Activity: A faithful transcription of the entries below is required.

⟨

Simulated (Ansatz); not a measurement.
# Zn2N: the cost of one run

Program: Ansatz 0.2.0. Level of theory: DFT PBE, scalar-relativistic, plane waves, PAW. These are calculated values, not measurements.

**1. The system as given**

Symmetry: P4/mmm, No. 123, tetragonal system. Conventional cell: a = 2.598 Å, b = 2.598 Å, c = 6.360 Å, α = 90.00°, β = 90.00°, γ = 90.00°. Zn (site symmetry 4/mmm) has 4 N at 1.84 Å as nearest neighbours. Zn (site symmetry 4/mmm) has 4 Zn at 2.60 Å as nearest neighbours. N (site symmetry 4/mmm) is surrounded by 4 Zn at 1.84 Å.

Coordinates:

⟩

Expected answer:
Simulated (Ansatz); not a measurement.
# Zn2N: the cost of one run

Program: Ansatz 0.2.0. Level of theory: DFT PBE, scalar-relativistic, plane waves, PAW. These are calculated values, not measurements.

**1. The system as given**

Symmetry: P4/mmm, No. 123, tetragonal system. Conventional cell: a = 2.598 Å, b = 2.598 Å, c = 6.360 Å, α = 90.00°, β = 90.00°, γ = 90.00°. Zn (site symmetry 4/mmm) has 4 N at 1.84 Å as nearest neighbours. Zn (site symmetry 4/mmm) has 4 Zn at 2.60 Å as nearest neighbours. N (site symmetry 4/mmm) is surrounded by 4 Zn at 1.84 Å.

Coordinates:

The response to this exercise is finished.